Stored data ▸
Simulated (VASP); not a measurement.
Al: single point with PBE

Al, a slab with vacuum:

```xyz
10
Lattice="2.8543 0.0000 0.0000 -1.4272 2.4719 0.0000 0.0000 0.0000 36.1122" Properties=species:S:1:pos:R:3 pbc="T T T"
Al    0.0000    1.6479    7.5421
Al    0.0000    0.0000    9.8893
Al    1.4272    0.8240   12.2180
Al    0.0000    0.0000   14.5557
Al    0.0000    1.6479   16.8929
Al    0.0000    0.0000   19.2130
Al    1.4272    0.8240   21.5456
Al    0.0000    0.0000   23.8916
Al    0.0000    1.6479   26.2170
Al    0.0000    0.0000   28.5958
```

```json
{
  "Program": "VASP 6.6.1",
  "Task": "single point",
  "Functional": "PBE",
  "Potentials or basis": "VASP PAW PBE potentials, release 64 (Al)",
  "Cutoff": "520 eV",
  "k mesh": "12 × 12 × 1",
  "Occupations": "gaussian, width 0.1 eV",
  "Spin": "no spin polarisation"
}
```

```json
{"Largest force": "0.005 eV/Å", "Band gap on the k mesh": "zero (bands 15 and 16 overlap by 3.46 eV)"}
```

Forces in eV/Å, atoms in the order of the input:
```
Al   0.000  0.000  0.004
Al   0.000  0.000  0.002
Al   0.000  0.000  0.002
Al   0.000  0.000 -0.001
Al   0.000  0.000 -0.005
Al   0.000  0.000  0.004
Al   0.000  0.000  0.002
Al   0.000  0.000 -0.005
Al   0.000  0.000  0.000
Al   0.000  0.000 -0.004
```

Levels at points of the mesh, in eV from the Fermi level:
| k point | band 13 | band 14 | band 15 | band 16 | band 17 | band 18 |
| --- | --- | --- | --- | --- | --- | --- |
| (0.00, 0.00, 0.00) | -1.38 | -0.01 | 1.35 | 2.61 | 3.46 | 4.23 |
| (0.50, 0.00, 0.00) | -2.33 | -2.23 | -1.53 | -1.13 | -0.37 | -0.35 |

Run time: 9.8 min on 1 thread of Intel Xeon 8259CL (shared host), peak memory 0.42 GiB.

Action item ▸ Above are the records. Copy the lines beginning at the one that has "Levels at points" and ending with the one that has "-0.37 | -0.35 |", unchanged.

Task output ▸
Levels at points of the mesh, in eV from the Fermi level:
| k point | band 13 | band 14 | band 15 | band 16 | band 17 | band 18 |
| --- | --- | --- | --- | --- | --- | --- |
| (0.00, 0.00, 0.00) | -1.38 | -0.01 | 1.35 | 2.61 | 3.46 | 4.23 |
| (0.50, 0.00, 0.00) | -2.33 | -2.23 | -1.53 | -1.13 | -0.37 | -0.35 |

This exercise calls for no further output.